• [Dataset]:
........

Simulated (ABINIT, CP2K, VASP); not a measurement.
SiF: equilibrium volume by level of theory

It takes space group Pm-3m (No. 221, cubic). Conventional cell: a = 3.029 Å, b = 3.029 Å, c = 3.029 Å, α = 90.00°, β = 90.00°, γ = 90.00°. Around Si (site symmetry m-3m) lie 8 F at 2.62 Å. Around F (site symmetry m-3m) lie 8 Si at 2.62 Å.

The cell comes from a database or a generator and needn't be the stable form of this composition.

........

• [Action item]:
Could you write out all the entries exactly as given?

• [Expected answer]:
Simulated (ABINIT, CP2K, VASP); not a measurement.
SiF: equilibrium volume by level of theory

It takes space group Pm-3m (No. 221, cubic). Conventional cell: a = 3.029 Å, b = 3.029 Å, c = 3.029 Å, α = 90.00°, β = 90.00°, γ = 90.00°. Around Si (site symmetry m-3m) lie 8 F at 2.62 Å. Around F (site symmetry m-3m) lie 8 Si at 2.62 Å.

The cell comes from a database or a generator and needn't be the stable form of this composition.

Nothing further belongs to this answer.